— Requirement —
Once the line with "Question: Predict the" is found in the entries below, repeat it and each following line exactly, up to and including the line with "The absolute energy". Add no other lines.

======== Dataset

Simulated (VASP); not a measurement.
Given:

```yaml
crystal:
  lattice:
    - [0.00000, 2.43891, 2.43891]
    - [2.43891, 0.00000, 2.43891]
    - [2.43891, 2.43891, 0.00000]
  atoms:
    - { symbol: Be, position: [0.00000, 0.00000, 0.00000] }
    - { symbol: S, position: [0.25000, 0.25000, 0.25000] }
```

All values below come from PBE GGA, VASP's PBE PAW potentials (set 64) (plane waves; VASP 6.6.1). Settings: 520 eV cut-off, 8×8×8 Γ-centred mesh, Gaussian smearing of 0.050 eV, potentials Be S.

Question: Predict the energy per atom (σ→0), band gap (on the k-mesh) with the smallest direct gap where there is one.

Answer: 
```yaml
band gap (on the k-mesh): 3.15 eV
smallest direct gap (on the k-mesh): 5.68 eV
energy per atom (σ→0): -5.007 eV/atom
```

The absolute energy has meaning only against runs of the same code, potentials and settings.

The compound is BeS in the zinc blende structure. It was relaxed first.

================

— Worked solution —
Question: Predict the energy per atom (σ→0), band gap (on the k-mesh) with the smallest direct gap where there is one.

Answer: 
```yaml
band gap (on the k-mesh): 3.15 eV
smallest direct gap (on the k-mesh): 5.68 eV
energy per atom (σ→0): -5.007 eV/atom
```

The absolute energy has meaning only against runs of the same code, potentials and settings.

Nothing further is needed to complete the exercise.